● Work instruction:
What you return must match the records word for word.

---- Record extracts

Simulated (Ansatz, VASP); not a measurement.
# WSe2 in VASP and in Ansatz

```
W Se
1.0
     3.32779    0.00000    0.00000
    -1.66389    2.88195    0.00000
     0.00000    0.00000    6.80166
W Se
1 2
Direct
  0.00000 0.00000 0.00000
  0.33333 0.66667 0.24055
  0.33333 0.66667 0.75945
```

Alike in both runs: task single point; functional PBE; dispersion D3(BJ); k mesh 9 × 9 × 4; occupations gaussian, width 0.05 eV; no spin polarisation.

--------

● Response area:
Simulated (Ansatz, VASP); not a measurement.
# WSe2 in VASP and in Ansatz

```
W Se
1.0
     3.32779    0.00000    0.00000
    -1.66389    2.88195    0.00000
     0.00000    0.00000    6.80166
W Se
1 2
Direct
  0.00000 0.00000 0.00000
  0.33333 0.66667 0.24055
  0.33333 0.66667 0.75945
```

Alike in both runs: task single point; functional PBE; dispersion D3(BJ); k mesh 9 × 9 × 4; occupations gaussian, width 0.05 eV; no spin polarisation.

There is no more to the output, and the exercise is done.